--- START ---

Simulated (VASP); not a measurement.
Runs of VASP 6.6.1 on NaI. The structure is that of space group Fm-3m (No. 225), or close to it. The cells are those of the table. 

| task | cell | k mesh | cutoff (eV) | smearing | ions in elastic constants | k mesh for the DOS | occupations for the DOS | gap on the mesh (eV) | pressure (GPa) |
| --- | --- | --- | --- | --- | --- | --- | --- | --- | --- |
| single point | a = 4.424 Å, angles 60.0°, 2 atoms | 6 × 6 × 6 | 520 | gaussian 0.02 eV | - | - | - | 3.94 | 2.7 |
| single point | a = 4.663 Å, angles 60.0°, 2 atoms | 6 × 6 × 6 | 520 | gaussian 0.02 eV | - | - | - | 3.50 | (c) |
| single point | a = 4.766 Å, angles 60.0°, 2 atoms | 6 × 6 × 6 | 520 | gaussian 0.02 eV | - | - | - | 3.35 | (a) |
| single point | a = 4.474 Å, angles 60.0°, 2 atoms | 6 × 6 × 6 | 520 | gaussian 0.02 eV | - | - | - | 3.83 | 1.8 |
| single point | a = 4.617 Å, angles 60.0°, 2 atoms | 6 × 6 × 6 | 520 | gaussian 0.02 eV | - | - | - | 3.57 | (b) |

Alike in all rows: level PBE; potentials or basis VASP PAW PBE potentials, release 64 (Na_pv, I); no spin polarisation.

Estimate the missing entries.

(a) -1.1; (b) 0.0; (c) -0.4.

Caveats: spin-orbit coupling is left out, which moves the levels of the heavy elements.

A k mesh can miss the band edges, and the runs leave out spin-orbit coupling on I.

--- END ---

▶ **Work task**
The whole of the material should be restated word for word.

▶ **Exercise solution**
Simulated (VASP); not a measurement.
Runs of VASP 6.6.1 on NaI. The structure is that of space group Fm-3m (No. 225), or close to it. The cells are those of the table. 

| task | cell | k mesh | cutoff (eV) | smearing | ions in elastic constants | k mesh for the DOS | occupations for the DOS | gap on the mesh (eV) | pressure (GPa) |
| --- | --- | --- | --- | --- | --- | --- | --- | --- | --- |
| single point | a = 4.424 Å, angles 60.0°, 2 atoms | 6 × 6 × 6 | 520 | gaussian 0.02 eV | - | - | - | 3.94 | 2.7 |
| single point | a = 4.663 Å, angles 60.0°, 2 atoms | 6 × 6 × 6 | 520 | gaussian 0.02 eV | - | - | - | 3.50 | (c) |
| single point | a = 4.766 Å, angles 60.0°, 2 atoms | 6 × 6 × 6 | 520 | gaussian 0.02 eV | - | - | - | 3.35 | (a) |
| single point | a = 4.474 Å, angles 60.0°, 2 atoms | 6 × 6 × 6 | 520 | gaussian 0.02 eV | - | - | - | 3.83 | 1.8 |
| single point | a = 4.617 Å, angles 60.0°, 2 atoms | 6 × 6 × 6 | 520 | gaussian 0.02 eV | - | - | - | 3.57 | (b) |

Alike in all rows: level PBE; potentials or basis VASP PAW PBE potentials, release 64 (Na_pv, I); no spin polarisation.

Estimate the missing entries.

(a) -1.1; (b) 0.0; (c) -0.4.

Caveats: spin-orbit coupling is left out, which moves the levels of the heavy elements.

A k mesh can miss the band edges, and the runs leave out spin-orbit coupling on I.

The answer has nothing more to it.